> **Work item**:
When the line containing "A: LUMO, −0.24" is found in the data below, copy it and each line after it through the line containing "B: HOMO, −6.97", exactly and with no others.

- - - - -

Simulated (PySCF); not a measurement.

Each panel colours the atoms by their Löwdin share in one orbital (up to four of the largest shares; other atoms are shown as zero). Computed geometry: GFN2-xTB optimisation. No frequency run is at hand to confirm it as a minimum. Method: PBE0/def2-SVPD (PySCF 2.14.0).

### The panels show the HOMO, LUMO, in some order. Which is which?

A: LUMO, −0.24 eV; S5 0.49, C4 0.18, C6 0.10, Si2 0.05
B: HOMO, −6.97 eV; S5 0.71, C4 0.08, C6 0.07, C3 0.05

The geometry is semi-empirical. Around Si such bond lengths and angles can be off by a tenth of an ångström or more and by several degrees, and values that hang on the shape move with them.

- - - - -

> **Response area**:
A: LUMO, −0.24 eV; S5 0.49, C4 0.18, C6 0.10, Si2 0.05
B: HOMO, −6.97 eV; S5 0.71, C4 0.08, C6 0.07, C3 0.05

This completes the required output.